Segment Open
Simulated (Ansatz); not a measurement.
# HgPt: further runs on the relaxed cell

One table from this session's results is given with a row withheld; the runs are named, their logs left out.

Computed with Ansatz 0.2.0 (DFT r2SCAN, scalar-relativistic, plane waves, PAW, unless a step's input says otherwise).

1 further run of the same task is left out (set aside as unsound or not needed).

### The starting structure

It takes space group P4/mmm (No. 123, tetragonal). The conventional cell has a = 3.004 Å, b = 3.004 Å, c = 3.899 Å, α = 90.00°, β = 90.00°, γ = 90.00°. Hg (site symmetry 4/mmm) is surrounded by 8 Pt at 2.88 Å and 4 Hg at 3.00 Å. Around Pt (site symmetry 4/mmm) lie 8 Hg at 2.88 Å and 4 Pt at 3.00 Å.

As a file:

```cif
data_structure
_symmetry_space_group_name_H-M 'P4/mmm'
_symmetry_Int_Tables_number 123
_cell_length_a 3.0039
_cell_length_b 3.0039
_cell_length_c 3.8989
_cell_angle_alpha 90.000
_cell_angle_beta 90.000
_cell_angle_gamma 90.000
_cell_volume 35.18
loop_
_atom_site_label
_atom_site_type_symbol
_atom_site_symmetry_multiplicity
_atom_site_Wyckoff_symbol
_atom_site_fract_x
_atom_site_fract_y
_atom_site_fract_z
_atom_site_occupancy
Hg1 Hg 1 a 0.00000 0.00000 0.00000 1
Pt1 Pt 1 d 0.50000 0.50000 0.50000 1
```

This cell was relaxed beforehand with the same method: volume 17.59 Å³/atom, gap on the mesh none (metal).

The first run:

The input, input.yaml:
Segment Closed

• _TASK ITEM_
The answer should be the first line of the material and every line after it through the line containing "### The starting structure", exactly as written, and nothing else.

• _WRITTEN ANSWER_
Simulated (Ansatz); not a measurement.
# HgPt: further runs on the relaxed cell

One table from this session's results is given with a row withheld; the runs are named, their logs left out.

Computed with Ansatz 0.2.0 (DFT r2SCAN, scalar-relativistic, plane waves, PAW, unless a step's input says otherwise).

1 further run of the same task is left out (set aside as unsound or not needed).

### The starting structure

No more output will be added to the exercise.